EXTRACTED ENTRIES.
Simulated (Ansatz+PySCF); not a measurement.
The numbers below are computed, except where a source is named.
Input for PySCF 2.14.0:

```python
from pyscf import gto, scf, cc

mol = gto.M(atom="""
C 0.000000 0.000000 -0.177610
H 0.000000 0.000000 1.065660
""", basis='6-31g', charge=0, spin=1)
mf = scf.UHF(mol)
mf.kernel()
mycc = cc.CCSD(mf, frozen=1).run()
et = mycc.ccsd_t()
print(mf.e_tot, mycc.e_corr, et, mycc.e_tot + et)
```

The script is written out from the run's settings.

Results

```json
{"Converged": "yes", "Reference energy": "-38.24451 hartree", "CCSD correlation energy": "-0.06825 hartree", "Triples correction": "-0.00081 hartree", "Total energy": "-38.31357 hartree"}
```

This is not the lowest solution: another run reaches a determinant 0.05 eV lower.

ASSIGNMENT. The full set of entries above has to be restated exactly.

EXERCISE SOLUTION.
Simulated (Ansatz+PySCF); not a measurement.
The numbers below are computed, except where a source is named.
Input for PySCF 2.14.0:

```python
from pyscf import gto, scf, cc

mol = gto.M(atom="""
C 0.000000 0.000000 -0.177610
H 0.000000 0.000000 1.065660
""", basis='6-31g', charge=0, spin=1)
mf = scf.UHF(mol)
mf.kernel()
mycc = cc.CCSD(mf, frozen=1).run()
et = mycc.ccsd_t()
print(mf.e_tot, mycc.e_corr, et, mycc.e_tot + et)
```

The script is written out from the run's settings.

Results

```json
{"Converged": "yes", "Reference energy": "-38.24451 hartree", "CCSD correlation energy": "-0.06825 hartree", "Triples correction": "-0.00081 hartree", "Total energy": "-38.31357 hartree"}
```

This is not the lowest solution: another run reaches a determinant 0.05 eV lower.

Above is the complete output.